■ SUPPLIED MATERIAL:
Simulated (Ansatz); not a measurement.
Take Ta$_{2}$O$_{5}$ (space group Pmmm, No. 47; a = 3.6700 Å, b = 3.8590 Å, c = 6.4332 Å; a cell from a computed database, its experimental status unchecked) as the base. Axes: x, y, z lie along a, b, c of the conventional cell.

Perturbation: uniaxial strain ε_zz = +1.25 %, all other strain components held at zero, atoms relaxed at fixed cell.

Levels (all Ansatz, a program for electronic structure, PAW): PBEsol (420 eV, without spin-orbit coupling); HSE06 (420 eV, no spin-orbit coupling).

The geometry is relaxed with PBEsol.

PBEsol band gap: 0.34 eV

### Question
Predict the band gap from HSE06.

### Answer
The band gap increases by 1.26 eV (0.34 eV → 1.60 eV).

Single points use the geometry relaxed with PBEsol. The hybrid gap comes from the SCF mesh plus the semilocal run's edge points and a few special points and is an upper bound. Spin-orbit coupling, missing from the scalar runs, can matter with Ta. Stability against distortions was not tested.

■ REQUIRED ACTION:
Quote exactly the opening line of the material above and every line after it, up to and including the line that contains "the conventional cell.".

■ SOLUTION:
Simulated (Ansatz); not a measurement.
Take Ta$_{2}$O$_{5}$ (space group Pmmm, No. 47; a = 3.6700 Å, b = 3.8590 Å, c = 6.4332 Å; a cell from a computed database, its experimental status unchecked) as the base. Axes: x, y, z lie along a, b, c of the conventional cell.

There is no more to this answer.